========

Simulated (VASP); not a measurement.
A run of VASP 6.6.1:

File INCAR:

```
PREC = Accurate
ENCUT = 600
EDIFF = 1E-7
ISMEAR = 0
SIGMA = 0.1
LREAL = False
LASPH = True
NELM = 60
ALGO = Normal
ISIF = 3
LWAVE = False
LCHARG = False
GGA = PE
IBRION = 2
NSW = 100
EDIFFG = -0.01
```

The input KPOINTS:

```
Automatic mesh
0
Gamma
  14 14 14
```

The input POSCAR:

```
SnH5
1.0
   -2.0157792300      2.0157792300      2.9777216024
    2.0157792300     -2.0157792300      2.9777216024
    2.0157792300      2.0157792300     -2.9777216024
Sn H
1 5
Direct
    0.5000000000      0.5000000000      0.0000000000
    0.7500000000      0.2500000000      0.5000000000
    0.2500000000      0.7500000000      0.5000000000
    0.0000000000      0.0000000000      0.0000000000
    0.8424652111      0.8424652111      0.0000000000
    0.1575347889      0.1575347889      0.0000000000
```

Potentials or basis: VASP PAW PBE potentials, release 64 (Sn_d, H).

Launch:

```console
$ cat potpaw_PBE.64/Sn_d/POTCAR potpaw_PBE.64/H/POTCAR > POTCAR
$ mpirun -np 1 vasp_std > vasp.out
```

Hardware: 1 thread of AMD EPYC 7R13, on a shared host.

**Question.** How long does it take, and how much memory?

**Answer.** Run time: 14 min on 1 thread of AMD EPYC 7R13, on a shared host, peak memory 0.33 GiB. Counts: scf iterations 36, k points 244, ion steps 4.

========

▸ REQUIREMENT
Everything in the data must be repeated exactly; leave no line out.

▸ SOLUTION
Simulated (VASP); not a measurement.
A run of VASP 6.6.1:

File INCAR:

```
PREC = Accurate
ENCUT = 600
EDIFF = 1E-7
ISMEAR = 0
SIGMA = 0.1
LREAL = False
LASPH = True
NELM = 60
ALGO = Normal
ISIF = 3
LWAVE = False
LCHARG = False
GGA = PE
IBRION = 2
NSW = 100
EDIFFG = -0.01
```

The input KPOINTS:

```
Automatic mesh
0
Gamma
  14 14 14
```

The input POSCAR:

```
SnH5
1.0
   -2.0157792300      2.0157792300      2.9777216024
    2.0157792300     -2.0157792300      2.9777216024
    2.0157792300      2.0157792300     -2.9777216024
Sn H
1 5
Direct
    0.5000000000      0.5000000000      0.0000000000
    0.7500000000      0.2500000000      0.5000000000
    0.2500000000      0.7500000000      0.5000000000
    0.0000000000      0.0000000000      0.0000000000
    0.8424652111      0.8424652111      0.0000000000
    0.1575347889      0.1575347889      0.0000000000
```

Potentials or basis: VASP PAW PBE potentials, release 64 (Sn_d, H).

Launch:

```console
$ cat potpaw_PBE.64/Sn_d/POTCAR potpaw_PBE.64/H/POTCAR > POTCAR
$ mpirun -np 1 vasp_std > vasp.out
```

Hardware: 1 thread of AMD EPYC 7R13, on a shared host.

**Question.** How long does it take, and how much memory?

**Answer.** Run time: 14 min on 1 thread of AMD EPYC 7R13, on a shared host, peak memory 0.33 GiB. Counts: scf iterations 36, k points 244, ion steps 4.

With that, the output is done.